## ASSIGNMENT
Copy each record below without changing a single word.

## SUPPLIED INFORMATION
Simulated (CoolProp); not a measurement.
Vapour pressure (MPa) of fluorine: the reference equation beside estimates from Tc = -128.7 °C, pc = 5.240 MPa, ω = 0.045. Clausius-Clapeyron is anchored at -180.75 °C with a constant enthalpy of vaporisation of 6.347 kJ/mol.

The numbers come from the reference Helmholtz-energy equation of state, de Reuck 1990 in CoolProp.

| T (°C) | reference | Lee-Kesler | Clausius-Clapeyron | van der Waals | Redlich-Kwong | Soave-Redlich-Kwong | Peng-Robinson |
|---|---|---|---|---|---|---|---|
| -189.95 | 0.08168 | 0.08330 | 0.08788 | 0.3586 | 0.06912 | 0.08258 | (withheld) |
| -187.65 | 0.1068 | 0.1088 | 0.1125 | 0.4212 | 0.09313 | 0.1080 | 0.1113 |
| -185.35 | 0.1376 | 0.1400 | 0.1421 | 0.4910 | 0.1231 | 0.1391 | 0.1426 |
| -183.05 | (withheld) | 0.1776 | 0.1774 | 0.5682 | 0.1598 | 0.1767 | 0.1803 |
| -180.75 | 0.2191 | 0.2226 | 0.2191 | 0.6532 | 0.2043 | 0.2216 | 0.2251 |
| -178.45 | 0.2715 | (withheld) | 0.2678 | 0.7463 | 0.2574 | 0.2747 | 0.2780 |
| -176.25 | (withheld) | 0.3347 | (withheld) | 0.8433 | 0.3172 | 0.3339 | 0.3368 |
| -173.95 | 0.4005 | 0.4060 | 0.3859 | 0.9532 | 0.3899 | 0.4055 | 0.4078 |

## EXERCISE RESULT
Simulated (CoolProp); not a measurement.
Vapour pressure (MPa) of fluorine: the reference equation beside estimates from Tc = -128.7 °C, pc = 5.240 MPa, ω = 0.045. Clausius-Clapeyron is anchored at -180.75 °C with a constant enthalpy of vaporisation of 6.347 kJ/mol.

The numbers come from the reference Helmholtz-energy equation of state, de Reuck 1990 in CoolProp.

| T (°C) | reference | Lee-Kesler | Clausius-Clapeyron | van der Waals | Redlich-Kwong | Soave-Redlich-Kwong | Peng-Robinson |
|---|---|---|---|---|---|---|---|
| -189.95 | 0.08168 | 0.08330 | 0.08788 | 0.3586 | 0.06912 | 0.08258 | (withheld) |
| -187.65 | 0.1068 | 0.1088 | 0.1125 | 0.4212 | 0.09313 | 0.1080 | 0.1113 |
| -185.35 | 0.1376 | 0.1400 | 0.1421 | 0.4910 | 0.1231 | 0.1391 | 0.1426 |
| -183.05 | (withheld) | 0.1776 | 0.1774 | 0.5682 | 0.1598 | 0.1767 | 0.1803 |
| -180.75 | 0.2191 | 0.2226 | 0.2191 | 0.6532 | 0.2043 | 0.2216 | 0.2251 |
| -178.45 | 0.2715 | (withheld) | 0.2678 | 0.7463 | 0.2574 | 0.2747 | 0.2780 |
| -176.25 | (withheld) | 0.3347 | (withheld) | 0.8433 | 0.3172 | 0.3339 | 0.3368 |
| -173.95 | 0.4005 | 0.4060 | 0.3859 | 0.9532 | 0.3899 | 0.4055 | 0.4078 |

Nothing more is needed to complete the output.